» **Exercise**: Repeat the data below in full and exactly.

--- Given records Enclosed Below ---
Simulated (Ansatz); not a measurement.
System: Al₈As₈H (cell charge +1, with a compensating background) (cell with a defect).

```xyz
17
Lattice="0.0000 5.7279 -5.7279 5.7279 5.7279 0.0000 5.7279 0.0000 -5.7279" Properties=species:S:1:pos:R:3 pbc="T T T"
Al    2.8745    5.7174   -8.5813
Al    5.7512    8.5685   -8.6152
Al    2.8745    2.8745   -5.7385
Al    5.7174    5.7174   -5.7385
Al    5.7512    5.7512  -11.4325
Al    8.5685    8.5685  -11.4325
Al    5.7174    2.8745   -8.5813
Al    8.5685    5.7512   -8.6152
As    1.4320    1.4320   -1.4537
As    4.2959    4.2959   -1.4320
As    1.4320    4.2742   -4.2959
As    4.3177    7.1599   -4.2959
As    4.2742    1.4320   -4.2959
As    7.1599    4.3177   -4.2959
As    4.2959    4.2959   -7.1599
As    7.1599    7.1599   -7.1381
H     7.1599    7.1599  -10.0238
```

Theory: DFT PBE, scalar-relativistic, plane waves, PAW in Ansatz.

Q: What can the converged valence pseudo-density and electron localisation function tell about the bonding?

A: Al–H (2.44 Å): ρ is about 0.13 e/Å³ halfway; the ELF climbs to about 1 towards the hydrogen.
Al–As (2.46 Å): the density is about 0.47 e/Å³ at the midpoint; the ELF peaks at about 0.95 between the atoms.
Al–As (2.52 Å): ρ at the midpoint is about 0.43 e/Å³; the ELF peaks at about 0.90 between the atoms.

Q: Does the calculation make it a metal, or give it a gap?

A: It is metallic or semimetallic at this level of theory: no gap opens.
--- End of Enclosed Given records ---

» **Task response**:
Simulated (Ansatz); not a measurement.
System: Al₈As₈H (cell charge +1, with a compensating background) (cell with a defect).

```xyz
17
Lattice="0.0000 5.7279 -5.7279 5.7279 5.7279 0.0000 5.7279 0.0000 -5.7279" Properties=species:S:1:pos:R:3 pbc="T T T"
Al    2.8745    5.7174   -8.5813
Al    5.7512    8.5685   -8.6152
Al    2.8745    2.8745   -5.7385
Al    5.7174    5.7174   -5.7385
Al    5.7512    5.7512  -11.4325
Al    8.5685    8.5685  -11.4325
Al    5.7174    2.8745   -8.5813
Al    8.5685    5.7512   -8.6152
As    1.4320    1.4320   -1.4537
As    4.2959    4.2959   -1.4320
As    1.4320    4.2742   -4.2959
As    4.3177    7.1599   -4.2959
As    4.2742    1.4320   -4.2959
As    7.1599    4.3177   -4.2959
As    4.2959    4.2959   -7.1599
As    7.1599    7.1599   -7.1381
H     7.1599    7.1599  -10.0238
```

Theory: DFT PBE, scalar-relativistic, plane waves, PAW in Ansatz.

Q: What can the converged valence pseudo-density and electron localisation function tell about the bonding?

A: Al–H (2.44 Å): ρ is about 0.13 e/Å³ halfway; the ELF climbs to about 1 towards the hydrogen.
Al–As (2.46 Å): the density is about 0.47 e/Å³ at the midpoint; the ELF peaks at about 0.95 between the atoms.
Al–As (2.52 Å): ρ at the midpoint is about 0.43 e/Å³; the ELF peaks at about 0.90 between the atoms.

Q: Does the calculation make it a metal, or give it a gap?

A: It is metallic or semimetallic at this level of theory: no gap opens.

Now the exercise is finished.